§ **ASSIGNED TASK**: Here is the listing. Print it exactly.

———
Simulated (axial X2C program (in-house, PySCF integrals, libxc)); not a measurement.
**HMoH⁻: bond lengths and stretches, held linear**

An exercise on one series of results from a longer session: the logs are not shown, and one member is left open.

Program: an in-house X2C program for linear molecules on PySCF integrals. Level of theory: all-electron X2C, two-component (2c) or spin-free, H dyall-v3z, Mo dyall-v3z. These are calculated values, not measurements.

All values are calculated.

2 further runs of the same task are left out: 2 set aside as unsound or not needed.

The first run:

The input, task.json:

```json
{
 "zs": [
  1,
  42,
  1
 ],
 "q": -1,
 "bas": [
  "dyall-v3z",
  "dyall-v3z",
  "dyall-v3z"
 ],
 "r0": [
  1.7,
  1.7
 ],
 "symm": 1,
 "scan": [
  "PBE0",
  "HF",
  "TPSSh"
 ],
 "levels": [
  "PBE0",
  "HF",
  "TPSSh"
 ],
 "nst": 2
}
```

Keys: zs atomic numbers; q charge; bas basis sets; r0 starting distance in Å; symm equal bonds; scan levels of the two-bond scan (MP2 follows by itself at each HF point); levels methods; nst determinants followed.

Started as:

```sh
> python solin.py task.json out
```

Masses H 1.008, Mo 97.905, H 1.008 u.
———

§ **REPLY**:
Simulated (axial X2C program (in-house, PySCF integrals, libxc)); not a measurement.
**HMoH⁻: bond lengths and stretches, held linear**

An exercise on one series of results from a longer session: the logs are not shown, and one member is left open.

Program: an in-house X2C program for linear molecules on PySCF integrals. Level of theory: all-electron X2C, two-component (2c) or spin-free, H dyall-v3z, Mo dyall-v3z. These are calculated values, not measurements.

All values are calculated.

2 further runs of the same task are left out: 2 set aside as unsound or not needed.

The first run:

The input, task.json:

```json
{
 "zs": [
  1,
  42,
  1
 ],
 "q": -1,
 "bas": [
  "dyall-v3z",
  "dyall-v3z",
  "dyall-v3z"
 ],
 "r0": [
  1.7,
  1.7
 ],
 "symm": 1,
 "scan": [
  "PBE0",
  "HF",
  "TPSSh"
 ],
 "levels": [
  "PBE0",
  "HF",
  "TPSSh"
 ],
 "nst": 2
}
```

Keys: zs atomic numbers; q charge; bas basis sets; r0 starting distance in Å; symm equal bonds; scan levels of the two-bond scan (MP2 follows by itself at each HF point); levels methods; nst determinants followed.

Started as:

```sh
> python solin.py task.json out
```

Masses H 1.008, Mo 97.905, H 1.008 u.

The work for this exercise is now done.